* **Assignment**: Return only the lines running from the first line of the listing through the one with "## 1. Starting geometry", unchanged.

*** Recorded information Section Begins ***

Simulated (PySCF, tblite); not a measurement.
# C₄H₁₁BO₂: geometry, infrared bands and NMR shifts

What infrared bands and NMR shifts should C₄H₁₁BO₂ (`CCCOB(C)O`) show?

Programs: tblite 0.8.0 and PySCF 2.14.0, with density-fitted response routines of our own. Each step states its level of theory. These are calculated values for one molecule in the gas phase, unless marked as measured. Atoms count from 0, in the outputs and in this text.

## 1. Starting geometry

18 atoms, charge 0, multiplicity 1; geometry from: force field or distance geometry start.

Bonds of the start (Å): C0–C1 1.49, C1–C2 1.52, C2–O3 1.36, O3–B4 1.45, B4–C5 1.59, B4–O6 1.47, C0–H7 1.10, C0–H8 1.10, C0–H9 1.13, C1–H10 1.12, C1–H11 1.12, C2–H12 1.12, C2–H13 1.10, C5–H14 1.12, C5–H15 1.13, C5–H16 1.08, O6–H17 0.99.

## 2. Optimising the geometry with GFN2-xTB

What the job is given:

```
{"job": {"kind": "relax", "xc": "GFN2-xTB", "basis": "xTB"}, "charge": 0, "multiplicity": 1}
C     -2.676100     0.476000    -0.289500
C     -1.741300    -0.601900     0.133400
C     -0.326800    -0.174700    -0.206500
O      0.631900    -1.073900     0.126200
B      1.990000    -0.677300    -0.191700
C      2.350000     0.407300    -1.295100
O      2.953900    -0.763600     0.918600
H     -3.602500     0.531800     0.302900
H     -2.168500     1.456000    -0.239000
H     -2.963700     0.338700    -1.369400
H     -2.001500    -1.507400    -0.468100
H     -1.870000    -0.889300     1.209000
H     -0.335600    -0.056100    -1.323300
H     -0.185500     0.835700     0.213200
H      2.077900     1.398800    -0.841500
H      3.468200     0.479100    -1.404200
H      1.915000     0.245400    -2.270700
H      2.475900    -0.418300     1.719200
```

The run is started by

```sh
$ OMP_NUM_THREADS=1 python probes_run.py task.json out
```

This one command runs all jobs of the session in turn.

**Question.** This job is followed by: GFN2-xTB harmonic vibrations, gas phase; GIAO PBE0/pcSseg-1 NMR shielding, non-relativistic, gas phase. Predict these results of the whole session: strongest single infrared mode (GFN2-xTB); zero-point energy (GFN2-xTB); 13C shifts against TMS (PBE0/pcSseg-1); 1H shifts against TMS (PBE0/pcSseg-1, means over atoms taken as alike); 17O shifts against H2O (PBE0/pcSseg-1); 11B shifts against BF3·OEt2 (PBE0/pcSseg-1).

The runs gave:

*** Recorded information Section Ends ***

* **Written response**:
Simulated (PySCF, tblite); not a measurement.
# C₄H₁₁BO₂: geometry, infrared bands and NMR shifts

What infrared bands and NMR shifts should C₄H₁₁BO₂ (`CCCOB(C)O`) show?

Programs: tblite 0.8.0 and PySCF 2.14.0, with density-fitted response routines of our own. Each step states its level of theory. These are calculated values for one molecule in the gas phase, unless marked as measured. Atoms count from 0, in the outputs and in this text.

## 1. Starting geometry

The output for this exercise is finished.